START Listed entries
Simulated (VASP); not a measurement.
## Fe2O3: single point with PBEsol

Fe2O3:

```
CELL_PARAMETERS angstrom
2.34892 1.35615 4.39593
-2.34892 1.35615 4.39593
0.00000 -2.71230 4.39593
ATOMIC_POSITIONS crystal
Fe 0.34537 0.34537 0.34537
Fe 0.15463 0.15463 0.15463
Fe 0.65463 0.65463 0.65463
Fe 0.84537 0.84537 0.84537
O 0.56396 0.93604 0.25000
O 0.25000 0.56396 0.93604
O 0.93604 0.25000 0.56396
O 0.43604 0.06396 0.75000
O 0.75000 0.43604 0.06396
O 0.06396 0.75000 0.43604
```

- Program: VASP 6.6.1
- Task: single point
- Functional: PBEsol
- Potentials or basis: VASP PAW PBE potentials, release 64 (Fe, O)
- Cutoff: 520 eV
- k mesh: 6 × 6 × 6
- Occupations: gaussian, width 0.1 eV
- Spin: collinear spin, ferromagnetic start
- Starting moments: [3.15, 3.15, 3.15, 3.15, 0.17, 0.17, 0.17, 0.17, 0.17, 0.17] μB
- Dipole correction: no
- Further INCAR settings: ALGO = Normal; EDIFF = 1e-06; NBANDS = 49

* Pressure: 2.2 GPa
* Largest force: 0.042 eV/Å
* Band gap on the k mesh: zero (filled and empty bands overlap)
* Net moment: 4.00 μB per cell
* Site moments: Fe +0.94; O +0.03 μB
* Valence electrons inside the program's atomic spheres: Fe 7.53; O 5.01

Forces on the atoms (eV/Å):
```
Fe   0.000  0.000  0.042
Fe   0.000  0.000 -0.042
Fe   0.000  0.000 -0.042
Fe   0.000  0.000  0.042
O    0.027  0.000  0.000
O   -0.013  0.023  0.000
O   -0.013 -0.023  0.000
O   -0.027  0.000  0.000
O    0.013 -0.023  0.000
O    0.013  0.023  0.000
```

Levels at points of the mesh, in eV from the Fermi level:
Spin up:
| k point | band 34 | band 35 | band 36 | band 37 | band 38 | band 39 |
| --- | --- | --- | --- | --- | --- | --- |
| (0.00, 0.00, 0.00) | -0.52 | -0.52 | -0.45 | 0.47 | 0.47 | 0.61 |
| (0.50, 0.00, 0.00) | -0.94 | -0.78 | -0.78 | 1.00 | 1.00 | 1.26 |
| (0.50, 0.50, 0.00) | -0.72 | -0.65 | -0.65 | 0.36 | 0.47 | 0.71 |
END Listed entries

=== Requirement ===
Starting at the line above that contains "- Program: VASP 6.6.1", write out each line exactly until the line that contains "1.00 | 1.26 |" has been written, and stop there.

=== Your solution ===
- Program: VASP 6.6.1
- Task: single point
- Functional: PBEsol
- Potentials or basis: VASP PAW PBE potentials, release 64 (Fe, O)
- Cutoff: 520 eV
- k mesh: 6 × 6 × 6
- Occupations: gaussian, width 0.1 eV
- Spin: collinear spin, ferromagnetic start
- Starting moments: [3.15, 3.15, 3.15, 3.15, 0.17, 0.17, 0.17, 0.17, 0.17, 0.17] μB
- Dipole correction: no
- Further INCAR settings: ALGO = Normal; EDIFF = 1e-06; NBANDS = 49

* Pressure: 2.2 GPa
* Largest force: 0.042 eV/Å
* Band gap on the k mesh: zero (filled and empty bands overlap)
* Net moment: 4.00 μB per cell
* Site moments: Fe +0.94; O +0.03 μB
* Valence electrons inside the program's atomic spheres: Fe 7.53; O 5.01

Forces on the atoms (eV/Å):
```
Fe   0.000  0.000  0.042
Fe   0.000  0.000 -0.042
Fe   0.000  0.000 -0.042
Fe   0.000  0.000  0.042
O    0.027  0.000  0.000
O   -0.013  0.023  0.000
O   -0.013 -0.023  0.000
O   -0.027  0.000  0.000
O    0.013 -0.023  0.000
O    0.013  0.023  0.000
```

Levels at points of the mesh, in eV from the Fermi level:
Spin up:
| k point | band 34 | band 35 | band 36 | band 37 | band 38 | band 39 |
| --- | --- | --- | --- | --- | --- | --- |
| (0.00, 0.00, 0.00) | -0.52 | -0.52 | -0.45 | 0.47 | 0.47 | 0.61 |
| (0.50, 0.00, 0.00) | -0.94 | -0.78 | -0.78 | 1.00 | 1.00 | 1.26 |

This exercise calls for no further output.